**WORK ITEM**
Word for word, set down every line of the entries below from the line with "All numbers below" to the line with "The published all-electron", including both, and no other line.

**INFORMATION**
╭──

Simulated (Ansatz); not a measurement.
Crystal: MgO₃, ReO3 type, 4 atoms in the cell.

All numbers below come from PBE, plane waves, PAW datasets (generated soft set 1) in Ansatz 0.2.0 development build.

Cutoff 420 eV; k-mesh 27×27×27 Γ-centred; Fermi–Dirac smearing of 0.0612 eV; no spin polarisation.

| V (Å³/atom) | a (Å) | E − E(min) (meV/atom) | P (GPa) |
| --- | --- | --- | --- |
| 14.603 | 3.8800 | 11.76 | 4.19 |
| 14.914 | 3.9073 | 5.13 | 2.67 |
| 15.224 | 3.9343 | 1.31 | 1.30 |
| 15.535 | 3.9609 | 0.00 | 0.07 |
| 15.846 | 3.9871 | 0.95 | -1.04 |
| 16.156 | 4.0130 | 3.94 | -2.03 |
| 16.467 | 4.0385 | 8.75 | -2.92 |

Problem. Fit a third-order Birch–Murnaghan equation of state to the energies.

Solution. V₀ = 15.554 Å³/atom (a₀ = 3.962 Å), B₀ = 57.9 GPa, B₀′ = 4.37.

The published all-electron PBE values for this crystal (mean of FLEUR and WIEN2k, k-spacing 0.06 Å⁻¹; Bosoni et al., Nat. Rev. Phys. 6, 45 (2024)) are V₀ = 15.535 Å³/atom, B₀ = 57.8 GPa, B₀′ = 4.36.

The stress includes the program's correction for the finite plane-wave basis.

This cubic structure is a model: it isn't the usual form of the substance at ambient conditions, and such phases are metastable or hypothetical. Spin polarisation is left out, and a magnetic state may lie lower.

╰──

**EXPECTED ANSWER**
All numbers below come from PBE, plane waves, PAW datasets (generated soft set 1) in Ansatz 0.2.0 development build.

Cutoff 420 eV; k-mesh 27×27×27 Γ-centred; Fermi–Dirac smearing of 0.0612 eV; no spin polarisation.

| V (Å³/atom) | a (Å) | E − E(min) (meV/atom) | P (GPa) |
| --- | --- | --- | --- |
| 14.603 | 3.8800 | 11.76 | 4.19 |
| 14.914 | 3.9073 | 5.13 | 2.67 |
| 15.224 | 3.9343 | 1.31 | 1.30 |
| 15.535 | 3.9609 | 0.00 | 0.07 |
| 15.846 | 3.9871 | 0.95 | -1.04 |
| 16.156 | 4.0130 | 3.94 | -2.03 |
| 16.467 | 4.0385 | 8.75 | -2.92 |

Problem. Fit a third-order Birch–Murnaghan equation of state to the energies.

Solution. V₀ = 15.554 Å³/atom (a₀ = 3.962 Å), B₀ = 57.9 GPa, B₀′ = 4.37.

The published all-electron PBE values for this crystal (mean of FLEUR and WIEN2k, k-spacing 0.06 Å⁻¹; Bosoni et al., Nat. Rev. Phys. 6, 45 (2024)) are V₀ = 15.535 Å³/atom, B₀ = 57.8 GPa, B₀′ = 4.36.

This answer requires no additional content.